- _Data records_:
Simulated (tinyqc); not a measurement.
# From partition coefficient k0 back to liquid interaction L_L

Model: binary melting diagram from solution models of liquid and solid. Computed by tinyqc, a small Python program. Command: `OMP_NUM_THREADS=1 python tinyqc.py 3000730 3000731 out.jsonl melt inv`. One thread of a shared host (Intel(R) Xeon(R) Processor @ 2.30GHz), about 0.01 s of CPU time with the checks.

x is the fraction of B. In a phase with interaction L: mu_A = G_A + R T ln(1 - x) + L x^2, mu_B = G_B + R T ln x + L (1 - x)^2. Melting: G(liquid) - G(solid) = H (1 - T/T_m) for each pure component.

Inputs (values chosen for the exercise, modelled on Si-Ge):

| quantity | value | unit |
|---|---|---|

- _Exercise_:
Return the full listing. Leave every word as it stands.

- _Your response_:
Simulated (tinyqc); not a measurement.
# From partition coefficient k0 back to liquid interaction L_L

Model: binary melting diagram from solution models of liquid and solid. Computed by tinyqc, a small Python program. Command: `OMP_NUM_THREADS=1 python tinyqc.py 3000730 3000731 out.jsonl melt inv`. One thread of a shared host (Intel(R) Xeon(R) Processor @ 2.30GHz), about 0.01 s of CPU time with the checks.

x is the fraction of B. In a phase with interaction L: mu_A = G_A + R T ln(1 - x) + L x^2, mu_B = G_B + R T ln x + L (1 - x)^2. Melting: G(liquid) - G(solid) = H (1 - T/T_m) for each pure component.

Inputs (values chosen for the exercise, modelled on Si-Ge):

| quantity | value | unit |
|---|---|---|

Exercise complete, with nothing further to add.